■ DATASET ENTRIES:
################
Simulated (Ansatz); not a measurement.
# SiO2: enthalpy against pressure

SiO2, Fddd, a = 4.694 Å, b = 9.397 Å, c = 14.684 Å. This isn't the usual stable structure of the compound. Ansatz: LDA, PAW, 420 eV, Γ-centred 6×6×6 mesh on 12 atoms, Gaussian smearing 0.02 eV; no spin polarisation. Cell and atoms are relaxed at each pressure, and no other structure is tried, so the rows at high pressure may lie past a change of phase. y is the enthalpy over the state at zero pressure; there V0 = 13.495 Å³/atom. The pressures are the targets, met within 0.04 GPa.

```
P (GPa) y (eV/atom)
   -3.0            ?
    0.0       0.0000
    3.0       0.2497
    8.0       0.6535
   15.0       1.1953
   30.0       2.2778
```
################

■ REQUIRED ACTION: For each record above, write it out again exactly.

■ TASK RESULT:
Simulated (Ansatz); not a measurement.
# SiO2: enthalpy against pressure

SiO2, Fddd, a = 4.694 Å, b = 9.397 Å, c = 14.684 Å. This isn't the usual stable structure of the compound. Ansatz: LDA, PAW, 420 eV, Γ-centred 6×6×6 mesh on 12 atoms, Gaussian smearing 0.02 eV; no spin polarisation. Cell and atoms are relaxed at each pressure, and no other structure is tried, so the rows at high pressure may lie past a change of phase. y is the enthalpy over the state at zero pressure; there V0 = 13.495 Å³/atom. The pressures are the targets, met within 0.04 GPa.

```
P (GPa) y (eV/atom)
   -3.0            ?
    0.0       0.0000
    3.0       0.2497
    8.0       0.6535
   15.0       1.1953
   30.0       2.2778
```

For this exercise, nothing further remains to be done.